• [DATA RECORDS]
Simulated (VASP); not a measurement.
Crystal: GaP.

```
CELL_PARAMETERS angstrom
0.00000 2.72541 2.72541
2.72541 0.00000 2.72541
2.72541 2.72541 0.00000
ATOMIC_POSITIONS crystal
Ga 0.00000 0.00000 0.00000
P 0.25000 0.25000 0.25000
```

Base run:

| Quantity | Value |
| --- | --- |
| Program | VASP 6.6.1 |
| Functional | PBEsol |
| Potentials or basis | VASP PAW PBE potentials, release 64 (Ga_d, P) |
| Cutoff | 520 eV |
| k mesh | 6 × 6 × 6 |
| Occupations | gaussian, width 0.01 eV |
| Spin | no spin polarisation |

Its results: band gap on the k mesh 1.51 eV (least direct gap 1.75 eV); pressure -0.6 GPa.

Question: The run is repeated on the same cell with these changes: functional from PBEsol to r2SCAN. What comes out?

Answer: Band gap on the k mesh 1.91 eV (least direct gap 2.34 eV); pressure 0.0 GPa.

• [REQUIREMENT] Retype all of the data exactly, so that nothing differs from what is given.

• [EXERCISE ANSWER]
Simulated (VASP); not a measurement.
Crystal: GaP.

```
CELL_PARAMETERS angstrom
0.00000 2.72541 2.72541
2.72541 0.00000 2.72541
2.72541 2.72541 0.00000
ATOMIC_POSITIONS crystal
Ga 0.00000 0.00000 0.00000
P 0.25000 0.25000 0.25000
```

Base run:

| Quantity | Value |
| --- | --- |
| Program | VASP 6.6.1 |
| Functional | PBEsol |
| Potentials or basis | VASP PAW PBE potentials, release 64 (Ga_d, P) |
| Cutoff | 520 eV |
| k mesh | 6 × 6 × 6 |
| Occupations | gaussian, width 0.01 eV |
| Spin | no spin polarisation |

Its results: band gap on the k mesh 1.51 eV (least direct gap 1.75 eV); pressure -0.6 GPa.

Question: The run is repeated on the same cell with these changes: functional from PBEsol to r2SCAN. What comes out?

Answer: Band gap on the k mesh 1.91 eV (least direct gap 2.34 eV); pressure 0.0 GPa.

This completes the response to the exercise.